Data for review.

◆ ◆ ◆ ◆ ◆ ◆ ◆

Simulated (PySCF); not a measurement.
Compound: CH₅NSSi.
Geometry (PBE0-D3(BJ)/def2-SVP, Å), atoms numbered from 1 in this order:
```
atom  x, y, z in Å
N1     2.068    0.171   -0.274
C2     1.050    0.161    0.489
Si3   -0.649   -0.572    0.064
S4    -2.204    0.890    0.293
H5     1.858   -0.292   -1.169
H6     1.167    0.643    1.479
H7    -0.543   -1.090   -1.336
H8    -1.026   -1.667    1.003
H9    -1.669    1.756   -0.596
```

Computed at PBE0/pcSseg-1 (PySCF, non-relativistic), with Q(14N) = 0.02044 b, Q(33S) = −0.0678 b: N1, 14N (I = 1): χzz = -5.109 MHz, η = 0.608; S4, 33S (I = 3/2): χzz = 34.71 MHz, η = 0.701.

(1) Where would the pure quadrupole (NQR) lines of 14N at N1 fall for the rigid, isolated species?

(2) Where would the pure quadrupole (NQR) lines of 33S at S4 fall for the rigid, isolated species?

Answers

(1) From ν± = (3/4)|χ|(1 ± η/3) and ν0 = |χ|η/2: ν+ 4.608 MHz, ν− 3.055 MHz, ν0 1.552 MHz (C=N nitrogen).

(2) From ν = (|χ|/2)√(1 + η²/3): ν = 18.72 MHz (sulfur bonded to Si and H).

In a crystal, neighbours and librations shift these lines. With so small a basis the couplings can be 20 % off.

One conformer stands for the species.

◆ ◆ ◆ ◆ ◆ ◆ ◆

Assigned task. The range runs from the line with "(2) Where would" up to and including the line with "In a crystal, neighbours" in the listing above; please write out exactly those lines and nothing more.

Exercise output.
(2) Where would the pure quadrupole (NQR) lines of 33S at S4 fall for the rigid, isolated species?

Answers

(1) From ν± = (3/4)|χ|(1 ± η/3) and ν0 = |χ|η/2: ν+ 4.608 MHz, ν− 3.055 MHz, ν0 1.552 MHz (C=N nitrogen).

(2) From ν = (|χ|/2)√(1 + η²/3): ν = 18.72 MHz (sulfur bonded to Si and H).

In a crystal, neighbours and librations shift these lines. With so small a basis the couplings can be 20 % off.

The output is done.